→ Dataset content
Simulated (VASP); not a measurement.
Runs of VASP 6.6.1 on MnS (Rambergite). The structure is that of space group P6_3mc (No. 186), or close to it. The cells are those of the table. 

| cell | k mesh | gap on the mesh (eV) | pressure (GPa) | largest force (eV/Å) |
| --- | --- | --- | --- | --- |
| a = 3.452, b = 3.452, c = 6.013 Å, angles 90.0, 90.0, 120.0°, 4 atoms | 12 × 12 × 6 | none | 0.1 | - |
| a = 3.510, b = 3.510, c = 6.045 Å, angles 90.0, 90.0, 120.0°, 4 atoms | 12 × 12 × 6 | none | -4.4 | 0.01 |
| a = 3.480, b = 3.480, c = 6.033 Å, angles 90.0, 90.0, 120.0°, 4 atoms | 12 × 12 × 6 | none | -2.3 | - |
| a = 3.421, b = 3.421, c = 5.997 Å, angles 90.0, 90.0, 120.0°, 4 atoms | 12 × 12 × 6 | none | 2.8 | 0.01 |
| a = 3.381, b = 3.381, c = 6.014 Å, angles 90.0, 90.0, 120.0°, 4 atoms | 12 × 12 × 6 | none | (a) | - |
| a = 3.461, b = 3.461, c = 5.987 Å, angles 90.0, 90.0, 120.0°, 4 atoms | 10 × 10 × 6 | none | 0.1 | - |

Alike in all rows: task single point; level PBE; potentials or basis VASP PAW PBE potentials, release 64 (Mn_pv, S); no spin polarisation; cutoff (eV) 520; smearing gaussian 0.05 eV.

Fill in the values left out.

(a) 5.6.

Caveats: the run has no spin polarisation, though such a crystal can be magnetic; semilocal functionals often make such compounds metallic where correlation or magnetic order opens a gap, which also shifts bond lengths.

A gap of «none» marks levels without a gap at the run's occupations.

→ Requirement
Could you return exactly the lines above from the line with "Fill in the values left out." to the line with "Caveats: the run", both included, and nothing else?

→ Response
Fill in the values left out.

(a) 5.6.

Caveats: the run has no spin polarisation, though such a crystal can be magnetic; semilocal functionals often make such compounds metallic where correlation or magnetic order opens a gap, which also shifts bond lengths.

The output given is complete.